» **Provided information**:
——
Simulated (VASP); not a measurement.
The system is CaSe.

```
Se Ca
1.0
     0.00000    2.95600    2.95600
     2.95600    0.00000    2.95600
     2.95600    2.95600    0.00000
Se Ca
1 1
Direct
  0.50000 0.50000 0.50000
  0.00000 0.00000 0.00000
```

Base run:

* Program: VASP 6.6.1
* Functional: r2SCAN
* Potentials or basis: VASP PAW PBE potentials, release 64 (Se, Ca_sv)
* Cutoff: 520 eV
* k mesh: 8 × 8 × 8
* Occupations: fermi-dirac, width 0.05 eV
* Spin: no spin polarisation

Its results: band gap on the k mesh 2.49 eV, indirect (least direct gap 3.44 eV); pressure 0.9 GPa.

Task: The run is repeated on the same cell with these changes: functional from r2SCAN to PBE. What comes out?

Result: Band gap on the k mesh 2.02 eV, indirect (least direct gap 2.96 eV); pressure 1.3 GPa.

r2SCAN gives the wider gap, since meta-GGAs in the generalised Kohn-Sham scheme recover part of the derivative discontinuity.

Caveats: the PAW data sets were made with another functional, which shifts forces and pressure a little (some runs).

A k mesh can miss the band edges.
——

With no line omitted, copy all the data exactly.

» **Your response**:
Simulated (VASP); not a measurement.
The system is CaSe.

```
Se Ca
1.0
     0.00000    2.95600    2.95600
     2.95600    0.00000    2.95600
     2.95600    2.95600    0.00000
Se Ca
1 1
Direct
  0.50000 0.50000 0.50000
  0.00000 0.00000 0.00000
```

Base run:

* Program: VASP 6.6.1
* Functional: r2SCAN
* Potentials or basis: VASP PAW PBE potentials, release 64 (Se, Ca_sv)
* Cutoff: 520 eV
* k mesh: 8 × 8 × 8
* Occupations: fermi-dirac, width 0.05 eV
* Spin: no spin polarisation

Its results: band gap on the k mesh 2.49 eV, indirect (least direct gap 3.44 eV); pressure 0.9 GPa.

Task: The run is repeated on the same cell with these changes: functional from r2SCAN to PBE. What comes out?

Result: Band gap on the k mesh 2.02 eV, indirect (least direct gap 2.96 eV); pressure 1.3 GPa.

r2SCAN gives the wider gap, since meta-GGAs in the generalised Kohn-Sham scheme recover part of the derivative discontinuity.

Caveats: the PAW data sets were made with another functional, which shifts forces and pressure a little (some runs).

A k mesh can miss the band edges.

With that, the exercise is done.